Dataset excerpts:
◇ ◇ ◇ ◇ ◇

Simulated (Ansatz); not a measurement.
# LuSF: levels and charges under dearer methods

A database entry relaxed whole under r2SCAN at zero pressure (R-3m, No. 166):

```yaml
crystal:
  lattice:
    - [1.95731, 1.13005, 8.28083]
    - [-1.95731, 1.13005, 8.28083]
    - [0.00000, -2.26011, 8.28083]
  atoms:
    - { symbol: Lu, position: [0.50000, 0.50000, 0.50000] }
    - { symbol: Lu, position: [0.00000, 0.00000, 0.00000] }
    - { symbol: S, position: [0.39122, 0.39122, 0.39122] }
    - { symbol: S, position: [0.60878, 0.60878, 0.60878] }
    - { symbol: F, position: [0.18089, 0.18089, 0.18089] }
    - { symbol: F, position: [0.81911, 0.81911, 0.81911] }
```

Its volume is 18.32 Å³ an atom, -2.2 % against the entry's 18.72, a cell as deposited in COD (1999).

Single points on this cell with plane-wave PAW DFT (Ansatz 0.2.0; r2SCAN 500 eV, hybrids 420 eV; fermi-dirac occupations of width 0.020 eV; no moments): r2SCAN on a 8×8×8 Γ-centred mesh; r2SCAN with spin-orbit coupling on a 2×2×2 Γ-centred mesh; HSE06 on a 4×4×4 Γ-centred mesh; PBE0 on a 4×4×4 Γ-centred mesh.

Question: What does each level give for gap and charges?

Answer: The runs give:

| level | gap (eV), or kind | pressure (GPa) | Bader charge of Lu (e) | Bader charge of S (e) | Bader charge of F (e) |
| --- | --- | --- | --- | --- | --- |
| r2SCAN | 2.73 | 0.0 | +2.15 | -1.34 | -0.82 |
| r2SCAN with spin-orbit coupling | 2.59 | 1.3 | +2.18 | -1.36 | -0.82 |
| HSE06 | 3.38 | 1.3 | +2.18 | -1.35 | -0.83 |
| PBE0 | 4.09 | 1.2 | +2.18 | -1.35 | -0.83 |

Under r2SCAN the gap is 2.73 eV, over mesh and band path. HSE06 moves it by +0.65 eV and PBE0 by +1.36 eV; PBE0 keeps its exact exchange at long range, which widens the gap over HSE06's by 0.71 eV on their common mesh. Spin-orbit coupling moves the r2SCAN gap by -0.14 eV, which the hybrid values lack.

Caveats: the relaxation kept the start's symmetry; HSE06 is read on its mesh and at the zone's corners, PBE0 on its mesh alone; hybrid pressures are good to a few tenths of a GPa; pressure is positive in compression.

◇ ◇ ◇ ◇ ◇

Task item:
Only those lines of the entries above that run from the line containing "# LuSF: levels" to the line containing "Question: What does", both included, should be transcribed exactly.

Answer box:
# LuSF: levels and charges under dearer methods

A database entry relaxed whole under r2SCAN at zero pressure (R-3m, No. 166):

```yaml
crystal:
  lattice:
    - [1.95731, 1.13005, 8.28083]
    - [-1.95731, 1.13005, 8.28083]
    - [0.00000, -2.26011, 8.28083]
  atoms:
    - { symbol: Lu, position: [0.50000, 0.50000, 0.50000] }
    - { symbol: Lu, position: [0.00000, 0.00000, 0.00000] }
    - { symbol: S, position: [0.39122, 0.39122, 0.39122] }
    - { symbol: S, position: [0.60878, 0.60878, 0.60878] }
    - { symbol: F, position: [0.18089, 0.18089, 0.18089] }
    - { symbol: F, position: [0.81911, 0.81911, 0.81911] }
```

Its volume is 18.32 Å³ an atom, -2.2 % against the entry's 18.72, a cell as deposited in COD (1999).

Single points on this cell with plane-wave PAW DFT (Ansatz 0.2.0; r2SCAN 500 eV, hybrids 420 eV; fermi-dirac occupations of width 0.020 eV; no moments): r2SCAN on a 8×8×8 Γ-centred mesh; r2SCAN with spin-orbit coupling on a 2×2×2 Γ-centred mesh; HSE06 on a 4×4×4 Γ-centred mesh; PBE0 on a 4×4×4 Γ-centred mesh.

Question: What does each level give for gap and charges?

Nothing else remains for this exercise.